═════ PROVIDED INFORMATION

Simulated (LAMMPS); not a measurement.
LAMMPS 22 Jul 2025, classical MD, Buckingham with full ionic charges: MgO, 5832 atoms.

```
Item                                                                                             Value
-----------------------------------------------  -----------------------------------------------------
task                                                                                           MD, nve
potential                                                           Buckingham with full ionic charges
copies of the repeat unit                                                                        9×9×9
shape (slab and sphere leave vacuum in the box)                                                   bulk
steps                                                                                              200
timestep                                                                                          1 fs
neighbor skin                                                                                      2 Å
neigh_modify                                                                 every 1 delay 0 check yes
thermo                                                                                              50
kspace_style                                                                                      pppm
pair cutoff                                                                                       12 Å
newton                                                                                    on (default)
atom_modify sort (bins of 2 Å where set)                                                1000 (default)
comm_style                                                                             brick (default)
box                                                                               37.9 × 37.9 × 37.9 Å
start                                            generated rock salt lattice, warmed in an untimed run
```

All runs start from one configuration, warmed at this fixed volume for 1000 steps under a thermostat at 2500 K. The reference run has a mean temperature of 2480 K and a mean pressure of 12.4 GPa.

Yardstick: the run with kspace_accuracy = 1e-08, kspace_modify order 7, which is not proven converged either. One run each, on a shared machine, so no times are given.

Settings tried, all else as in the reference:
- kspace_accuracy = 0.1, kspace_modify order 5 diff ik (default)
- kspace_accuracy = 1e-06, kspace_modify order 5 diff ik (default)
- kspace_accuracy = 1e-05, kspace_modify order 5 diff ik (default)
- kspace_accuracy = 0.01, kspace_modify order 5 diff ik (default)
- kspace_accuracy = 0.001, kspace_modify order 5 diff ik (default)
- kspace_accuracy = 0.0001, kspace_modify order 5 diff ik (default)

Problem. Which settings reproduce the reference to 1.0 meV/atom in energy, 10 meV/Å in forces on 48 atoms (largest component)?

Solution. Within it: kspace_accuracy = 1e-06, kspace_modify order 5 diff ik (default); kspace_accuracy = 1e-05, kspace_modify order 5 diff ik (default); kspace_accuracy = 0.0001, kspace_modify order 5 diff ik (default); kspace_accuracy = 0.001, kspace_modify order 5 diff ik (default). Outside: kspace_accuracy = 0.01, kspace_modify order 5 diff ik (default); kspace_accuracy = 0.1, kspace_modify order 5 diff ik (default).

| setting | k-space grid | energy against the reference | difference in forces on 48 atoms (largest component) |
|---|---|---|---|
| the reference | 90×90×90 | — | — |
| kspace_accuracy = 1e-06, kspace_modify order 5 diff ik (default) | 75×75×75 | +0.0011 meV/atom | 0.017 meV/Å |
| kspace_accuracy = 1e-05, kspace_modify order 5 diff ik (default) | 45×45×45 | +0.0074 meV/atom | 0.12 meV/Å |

══════════

• [WORK TASK]:
Retype the first line of the entries and every line after it, please, through the line that contains "All runs start". Add nothing.

• [YOUR SOLUTION]:
Simulated (LAMMPS); not a measurement.
LAMMPS 22 Jul 2025, classical MD, Buckingham with full ionic charges: MgO, 5832 atoms.

```
Item                                                                                             Value
-----------------------------------------------  -----------------------------------------------------
task                                                                                           MD, nve
potential                                                           Buckingham with full ionic charges
copies of the repeat unit                                                                        9×9×9
shape (slab and sphere leave vacuum in the box)                                                   bulk
steps                                                                                              200
timestep                                                                                          1 fs
neighbor skin                                                                                      2 Å
neigh_modify                                                                 every 1 delay 0 check yes
thermo                                                                                              50
kspace_style                                                                                      pppm
pair cutoff                                                                                       12 Å
newton                                                                                    on (default)
atom_modify sort (bins of 2 Å where set)                                                1000 (default)
comm_style                                                                             brick (default)
box                                                                               37.9 × 37.9 × 37.9 Å
start                                            generated rock salt lattice, warmed in an untimed run
```

All runs start from one configuration, warmed at this fixed volume for 1000 steps under a thermostat at 2500 K. The reference run has a mean temperature of 2480 K and a mean pressure of 12.4 GPa.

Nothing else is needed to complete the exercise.